REQUIREMENT:
Print the listing below exactly.

DATASET EXCERPTS:
◆ ◆ ◆ ◆ ◆ ◆ ◆

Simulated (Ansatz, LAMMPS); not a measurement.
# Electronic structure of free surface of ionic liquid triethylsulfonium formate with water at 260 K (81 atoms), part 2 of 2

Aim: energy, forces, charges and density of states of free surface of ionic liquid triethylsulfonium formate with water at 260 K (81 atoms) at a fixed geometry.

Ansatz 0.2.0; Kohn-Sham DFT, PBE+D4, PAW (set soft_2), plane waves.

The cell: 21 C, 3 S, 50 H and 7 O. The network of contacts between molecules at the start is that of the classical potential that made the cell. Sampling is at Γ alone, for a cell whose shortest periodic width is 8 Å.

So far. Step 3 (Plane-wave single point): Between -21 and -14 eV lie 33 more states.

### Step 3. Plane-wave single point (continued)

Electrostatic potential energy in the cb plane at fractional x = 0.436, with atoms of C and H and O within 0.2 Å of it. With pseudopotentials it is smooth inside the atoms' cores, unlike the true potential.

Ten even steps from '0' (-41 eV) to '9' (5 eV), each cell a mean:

◆ ◆ ◆ ◆ ◆ ◆ ◆

EXERCISE SOLUTION:
Simulated (Ansatz, LAMMPS); not a measurement.
# Electronic structure of free surface of ionic liquid triethylsulfonium formate with water at 260 K (81 atoms), part 2 of 2

Aim: energy, forces, charges and density of states of free surface of ionic liquid triethylsulfonium formate with water at 260 K (81 atoms) at a fixed geometry.

Ansatz 0.2.0; Kohn-Sham DFT, PBE+D4, PAW (set soft_2), plane waves.

The cell: 21 C, 3 S, 50 H and 7 O. The network of contacts between molecules at the start is that of the classical potential that made the cell. Sampling is at Γ alone, for a cell whose shortest periodic width is 8 Å.

So far. Step 3 (Plane-wave single point): Between -21 and -14 eV lie 33 more states.

### Step 3. Plane-wave single point (continued)

Electrostatic potential energy in the cb plane at fractional x = 0.436, with atoms of C and H and O within 0.2 Å of it. With pseudopotentials it is smooth inside the atoms' cores, unlike the true potential.

Ten even steps from '0' (-41 eV) to '9' (5 eV), each cell a mean:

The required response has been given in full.